→ Requirement: The whole of the data is to be reproduced exactly.

[Supplied information]
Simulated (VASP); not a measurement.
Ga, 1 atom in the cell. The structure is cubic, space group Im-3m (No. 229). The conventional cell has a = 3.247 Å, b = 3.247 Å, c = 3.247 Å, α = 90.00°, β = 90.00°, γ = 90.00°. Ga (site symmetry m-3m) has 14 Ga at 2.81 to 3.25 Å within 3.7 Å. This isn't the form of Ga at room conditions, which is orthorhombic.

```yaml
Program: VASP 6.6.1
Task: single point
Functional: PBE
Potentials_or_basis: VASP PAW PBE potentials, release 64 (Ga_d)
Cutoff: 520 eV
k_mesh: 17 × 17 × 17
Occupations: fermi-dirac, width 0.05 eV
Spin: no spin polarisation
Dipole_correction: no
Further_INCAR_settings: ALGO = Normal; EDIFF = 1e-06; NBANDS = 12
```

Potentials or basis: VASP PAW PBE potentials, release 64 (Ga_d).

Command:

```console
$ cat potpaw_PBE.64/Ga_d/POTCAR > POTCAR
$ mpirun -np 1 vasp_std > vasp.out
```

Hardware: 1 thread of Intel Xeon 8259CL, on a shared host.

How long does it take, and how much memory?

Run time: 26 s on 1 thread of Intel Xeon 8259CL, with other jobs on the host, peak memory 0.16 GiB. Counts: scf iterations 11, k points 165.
[/Supplied information]

→ Written solution:
Simulated (VASP); not a measurement.
Ga, 1 atom in the cell. The structure is cubic, space group Im-3m (No. 229). The conventional cell has a = 3.247 Å, b = 3.247 Å, c = 3.247 Å, α = 90.00°, β = 90.00°, γ = 90.00°. Ga (site symmetry m-3m) has 14 Ga at 2.81 to 3.25 Å within 3.7 Å. This isn't the form of Ga at room conditions, which is orthorhombic.

```yaml
Program: VASP 6.6.1
Task: single point
Functional: PBE
Potentials_or_basis: VASP PAW PBE potentials, release 64 (Ga_d)
Cutoff: 520 eV
k_mesh: 17 × 17 × 17
Occupations: fermi-dirac, width 0.05 eV
Spin: no spin polarisation
Dipole_correction: no
Further_INCAR_settings: ALGO = Normal; EDIFF = 1e-06; NBANDS = 12
```

Potentials or basis: VASP PAW PBE potentials, release 64 (Ga_d).

Command:

```console
$ cat potpaw_PBE.64/Ga_d/POTCAR > POTCAR
$ mpirun -np 1 vasp_std > vasp.out
```

Hardware: 1 thread of Intel Xeon 8259CL, on a shared host.

How long does it take, and how much memory?

Run time: 26 s on 1 thread of Intel Xeon 8259CL, with other jobs on the host, peak memory 0.16 GiB. Counts: scf iterations 11, k points 165.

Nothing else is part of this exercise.